Content starts

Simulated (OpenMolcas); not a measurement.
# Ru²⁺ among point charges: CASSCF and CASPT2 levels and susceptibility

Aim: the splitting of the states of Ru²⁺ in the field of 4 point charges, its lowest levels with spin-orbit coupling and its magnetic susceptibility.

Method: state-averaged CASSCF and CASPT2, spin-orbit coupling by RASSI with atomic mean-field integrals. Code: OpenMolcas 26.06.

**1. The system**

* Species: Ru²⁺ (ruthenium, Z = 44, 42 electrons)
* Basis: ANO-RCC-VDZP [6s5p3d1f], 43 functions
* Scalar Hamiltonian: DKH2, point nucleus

Content ends

Start to finish, transcribe the listing above exactly.

▶ EXERCISE OUTPUT:
Simulated (OpenMolcas); not a measurement.
# Ru²⁺ among point charges: CASSCF and CASPT2 levels and susceptibility

Aim: the splitting of the states of Ru²⁺ in the field of 4 point charges, its lowest levels with spin-orbit coupling and its magnetic susceptibility.

Method: state-averaged CASSCF and CASPT2, spin-orbit coupling by RASSI with atomic mean-field integrals. Code: OpenMolcas 26.06.

**1. The system**

* Species: Ru²⁺ (ruthenium, Z = 44, 42 electrons)
* Basis: ANO-RCC-VDZP [6s5p3d1f], 43 functions
* Scalar Hamiltonian: DKH2, point nucleus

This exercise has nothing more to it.